## Activity
Return each record shown beneath, word for word.

## Source data
Start of Block

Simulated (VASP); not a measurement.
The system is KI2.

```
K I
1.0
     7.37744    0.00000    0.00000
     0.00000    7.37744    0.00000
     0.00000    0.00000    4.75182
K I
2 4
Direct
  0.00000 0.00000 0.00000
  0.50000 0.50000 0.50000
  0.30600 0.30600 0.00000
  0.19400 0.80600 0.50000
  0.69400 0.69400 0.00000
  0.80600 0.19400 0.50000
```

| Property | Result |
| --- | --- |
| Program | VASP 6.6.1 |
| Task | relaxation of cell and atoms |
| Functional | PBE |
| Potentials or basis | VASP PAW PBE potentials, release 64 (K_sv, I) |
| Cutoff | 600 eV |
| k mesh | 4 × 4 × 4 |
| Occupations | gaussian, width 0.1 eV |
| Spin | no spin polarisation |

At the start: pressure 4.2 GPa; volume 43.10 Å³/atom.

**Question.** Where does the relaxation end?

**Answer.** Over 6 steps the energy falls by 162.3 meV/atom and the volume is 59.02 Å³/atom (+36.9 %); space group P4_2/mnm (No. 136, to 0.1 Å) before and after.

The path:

End of Block

## Your solution
Simulated (VASP); not a measurement.
The system is KI2.

```
K I
1.0
     7.37744    0.00000    0.00000
     0.00000    7.37744    0.00000
     0.00000    0.00000    4.75182
K I
2 4
Direct
  0.00000 0.00000 0.00000
  0.50000 0.50000 0.50000
  0.30600 0.30600 0.00000
  0.19400 0.80600 0.50000
  0.69400 0.69400 0.00000
  0.80600 0.19400 0.50000
```

| Property | Result |
| --- | --- |
| Program | VASP 6.6.1 |
| Task | relaxation of cell and atoms |
| Functional | PBE |
| Potentials or basis | VASP PAW PBE potentials, release 64 (K_sv, I) |
| Cutoff | 600 eV |
| k mesh | 4 × 4 × 4 |
| Occupations | gaussian, width 0.1 eV |
| Spin | no spin polarisation |

At the start: pressure 4.2 GPa; volume 43.10 Å³/atom.

**Question.** Where does the relaxation end?

**Answer.** Over 6 steps the energy falls by 162.3 meV/atom and the volume is 59.02 Å³/atom (+36.9 %); space group P4_2/mnm (No. 136, to 0.1 Å) before and after.

The path:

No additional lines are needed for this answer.